┄┄┄┄┄┄
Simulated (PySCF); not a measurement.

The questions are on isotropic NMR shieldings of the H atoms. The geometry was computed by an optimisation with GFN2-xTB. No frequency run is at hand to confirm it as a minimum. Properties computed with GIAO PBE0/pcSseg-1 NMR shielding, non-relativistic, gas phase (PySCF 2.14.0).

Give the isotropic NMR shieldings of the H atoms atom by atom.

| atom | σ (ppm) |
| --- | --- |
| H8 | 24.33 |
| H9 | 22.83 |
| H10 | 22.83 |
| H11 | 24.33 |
┄┄┄┄┄┄

[Brief]
Set down the records once more, character for character.

[Response box]
Simulated (PySCF); not a measurement.

The questions are on isotropic NMR shieldings of the H atoms. The geometry was computed by an optimisation with GFN2-xTB. No frequency run is at hand to confirm it as a minimum. Properties computed with GIAO PBE0/pcSseg-1 NMR shielding, non-relativistic, gas phase (PySCF 2.14.0).

Give the isotropic NMR shieldings of the H atoms atom by atom.

| atom | σ (ppm) |
| --- | --- |
| H8 | 24.33 |
| H9 | 22.83 |
| H10 | 22.83 |
| H11 | 24.33 |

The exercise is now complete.